WORK REQUEST >> Copy the records below verbatim, from the first line through the line containing "Hardware: 1 thread", inclusive, and output nothing else.

[Start of section]

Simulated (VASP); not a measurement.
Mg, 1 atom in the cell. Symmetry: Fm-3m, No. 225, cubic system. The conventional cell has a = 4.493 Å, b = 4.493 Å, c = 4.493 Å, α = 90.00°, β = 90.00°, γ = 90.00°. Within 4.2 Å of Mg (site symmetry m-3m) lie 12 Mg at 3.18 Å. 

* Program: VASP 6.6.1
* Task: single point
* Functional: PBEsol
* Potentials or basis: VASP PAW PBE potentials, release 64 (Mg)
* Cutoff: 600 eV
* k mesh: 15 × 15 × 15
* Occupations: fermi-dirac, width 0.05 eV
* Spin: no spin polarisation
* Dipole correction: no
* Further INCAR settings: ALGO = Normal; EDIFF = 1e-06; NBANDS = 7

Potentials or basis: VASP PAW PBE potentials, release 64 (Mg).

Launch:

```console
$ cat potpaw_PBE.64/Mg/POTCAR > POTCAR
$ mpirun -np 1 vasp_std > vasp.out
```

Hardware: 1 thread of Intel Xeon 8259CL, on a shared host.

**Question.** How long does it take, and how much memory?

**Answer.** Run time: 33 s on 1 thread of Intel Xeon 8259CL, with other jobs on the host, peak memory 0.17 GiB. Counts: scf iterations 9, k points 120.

[End of section]

SOLUTION >>
Simulated (VASP); not a measurement.
Mg, 1 atom in the cell. Symmetry: Fm-3m, No. 225, cubic system. The conventional cell has a = 4.493 Å, b = 4.493 Å, c = 4.493 Å, α = 90.00°, β = 90.00°, γ = 90.00°. Within 4.2 Å of Mg (site symmetry m-3m) lie 12 Mg at 3.18 Å. 

* Program: VASP 6.6.1
* Task: single point
* Functional: PBEsol
* Potentials or basis: VASP PAW PBE potentials, release 64 (Mg)
* Cutoff: 600 eV
* k mesh: 15 × 15 × 15
* Occupations: fermi-dirac, width 0.05 eV
* Spin: no spin polarisation
* Dipole correction: no
* Further INCAR settings: ALGO = Normal; EDIFF = 1e-06; NBANDS = 7

Potentials or basis: VASP PAW PBE potentials, release 64 (Mg).

Launch:

```console
$ cat potpaw_PBE.64/Mg/POTCAR > POTCAR
$ mpirun -np 1 vasp_std > vasp.out
```

Hardware: 1 thread of Intel Xeon 8259CL, on a shared host.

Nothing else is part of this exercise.